Record excerpts
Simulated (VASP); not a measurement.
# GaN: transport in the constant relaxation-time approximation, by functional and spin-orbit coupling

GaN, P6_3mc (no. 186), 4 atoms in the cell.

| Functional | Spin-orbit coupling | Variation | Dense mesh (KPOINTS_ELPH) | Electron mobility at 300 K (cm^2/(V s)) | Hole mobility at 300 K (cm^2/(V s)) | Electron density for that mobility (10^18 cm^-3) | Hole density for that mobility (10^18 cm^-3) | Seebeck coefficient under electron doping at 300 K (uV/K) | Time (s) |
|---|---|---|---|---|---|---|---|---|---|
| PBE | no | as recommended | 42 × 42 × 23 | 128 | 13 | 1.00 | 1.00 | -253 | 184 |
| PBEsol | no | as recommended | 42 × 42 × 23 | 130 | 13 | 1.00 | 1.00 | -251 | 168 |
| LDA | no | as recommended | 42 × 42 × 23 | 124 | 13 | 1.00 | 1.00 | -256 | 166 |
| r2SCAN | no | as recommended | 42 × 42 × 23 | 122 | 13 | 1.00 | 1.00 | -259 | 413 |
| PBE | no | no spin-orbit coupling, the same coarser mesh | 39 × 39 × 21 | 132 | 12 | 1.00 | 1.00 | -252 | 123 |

Activity
Exactly reproduce the material above.

Worked solution
Simulated (VASP); not a measurement.
# GaN: transport in the constant relaxation-time approximation, by functional and spin-orbit coupling

GaN, P6_3mc (no. 186), 4 atoms in the cell.

| Functional | Spin-orbit coupling | Variation | Dense mesh (KPOINTS_ELPH) | Electron mobility at 300 K (cm^2/(V s)) | Hole mobility at 300 K (cm^2/(V s)) | Electron density for that mobility (10^18 cm^-3) | Hole density for that mobility (10^18 cm^-3) | Seebeck coefficient under electron doping at 300 K (uV/K) | Time (s) |
|---|---|---|---|---|---|---|---|---|---|
| PBE | no | as recommended | 42 × 42 × 23 | 128 | 13 | 1.00 | 1.00 | -253 | 184 |
| PBEsol | no | as recommended | 42 × 42 × 23 | 130 | 13 | 1.00 | 1.00 | -251 | 168 |
| LDA | no | as recommended | 42 × 42 × 23 | 124 | 13 | 1.00 | 1.00 | -256 | 166 |
| r2SCAN | no | as recommended | 42 × 42 × 23 | 122 | 13 | 1.00 | 1.00 | -259 | 413 |
| PBE | no | no spin-orbit coupling, the same coarser mesh | 39 × 39 × 21 | 132 | 12 | 1.00 | 1.00 | -252 | 123 |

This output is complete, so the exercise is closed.